ASSIGNMENT —
Entries must be copied exactly, with nothing left out.

>>>

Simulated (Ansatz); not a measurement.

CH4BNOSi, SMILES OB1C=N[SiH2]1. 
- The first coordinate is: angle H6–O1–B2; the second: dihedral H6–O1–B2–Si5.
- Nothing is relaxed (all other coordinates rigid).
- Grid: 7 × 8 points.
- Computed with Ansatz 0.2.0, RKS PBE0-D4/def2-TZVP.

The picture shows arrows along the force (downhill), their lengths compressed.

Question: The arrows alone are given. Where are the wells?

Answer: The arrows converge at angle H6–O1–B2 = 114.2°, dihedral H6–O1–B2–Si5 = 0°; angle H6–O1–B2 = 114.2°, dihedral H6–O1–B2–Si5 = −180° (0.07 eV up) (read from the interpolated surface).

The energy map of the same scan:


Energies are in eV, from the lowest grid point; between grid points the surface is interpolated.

<<<

TASK ANSWER —
Simulated (Ansatz); not a measurement.

CH4BNOSi, SMILES OB1C=N[SiH2]1. 
- The first coordinate is: angle H6–O1–B2; the second: dihedral H6–O1–B2–Si5.
- Nothing is relaxed (all other coordinates rigid).
- Grid: 7 × 8 points.
- Computed with Ansatz 0.2.0, RKS PBE0-D4/def2-TZVP.

The picture shows arrows along the force (downhill), their lengths compressed.

Question: The arrows alone are given. Where are the wells?

Answer: The arrows converge at angle H6–O1–B2 = 114.2°, dihedral H6–O1–B2–Si5 = 0°; angle H6–O1–B2 = 114.2°, dihedral H6–O1–B2–Si5 = −180° (0.07 eV up) (read from the interpolated surface).

The energy map of the same scan:


Energies are in eV, from the lowest grid point; between grid points the surface is interpolated.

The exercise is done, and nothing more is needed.